## RECORD EXCERPTS
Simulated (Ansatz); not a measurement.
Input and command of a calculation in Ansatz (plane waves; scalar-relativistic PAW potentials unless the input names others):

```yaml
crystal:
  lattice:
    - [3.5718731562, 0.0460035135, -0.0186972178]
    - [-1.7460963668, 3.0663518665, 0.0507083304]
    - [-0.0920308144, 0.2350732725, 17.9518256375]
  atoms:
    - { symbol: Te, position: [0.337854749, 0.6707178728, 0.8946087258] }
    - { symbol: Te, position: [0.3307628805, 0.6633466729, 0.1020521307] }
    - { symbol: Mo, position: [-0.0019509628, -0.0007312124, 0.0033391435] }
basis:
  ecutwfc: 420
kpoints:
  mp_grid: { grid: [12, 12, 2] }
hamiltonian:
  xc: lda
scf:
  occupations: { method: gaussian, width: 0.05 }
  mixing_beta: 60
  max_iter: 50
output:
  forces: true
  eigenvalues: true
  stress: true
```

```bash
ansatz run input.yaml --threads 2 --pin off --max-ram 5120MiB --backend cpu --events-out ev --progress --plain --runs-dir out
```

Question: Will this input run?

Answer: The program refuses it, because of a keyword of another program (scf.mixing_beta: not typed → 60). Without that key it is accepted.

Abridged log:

## ASSIGNED TASK
Reproduce the entries exactly, starting at their first line and stopping after the line with "Question: Will this input run?".

## SOLUTION
Simulated (Ansatz); not a measurement.
Input and command of a calculation in Ansatz (plane waves; scalar-relativistic PAW potentials unless the input names others):

```yaml
crystal:
  lattice:
    - [3.5718731562, 0.0460035135, -0.0186972178]
    - [-1.7460963668, 3.0663518665, 0.0507083304]
    - [-0.0920308144, 0.2350732725, 17.9518256375]
  atoms:
    - { symbol: Te, position: [0.337854749, 0.6707178728, 0.8946087258] }
    - { symbol: Te, position: [0.3307628805, 0.6633466729, 0.1020521307] }
    - { symbol: Mo, position: [-0.0019509628, -0.0007312124, 0.0033391435] }
basis:
  ecutwfc: 420
kpoints:
  mp_grid: { grid: [12, 12, 2] }
hamiltonian:
  xc: lda
scf:
  occupations: { method: gaussian, width: 0.05 }
  mixing_beta: 60
  max_iter: 50
output:
  forces: true
  eigenvalues: true
  stress: true
```

```bash
ansatz run input.yaml --threads 2 --pin off --max-ram 5120MiB --backend cpu --events-out ev --progress --plain --runs-dir out
```

Question: Will this input run?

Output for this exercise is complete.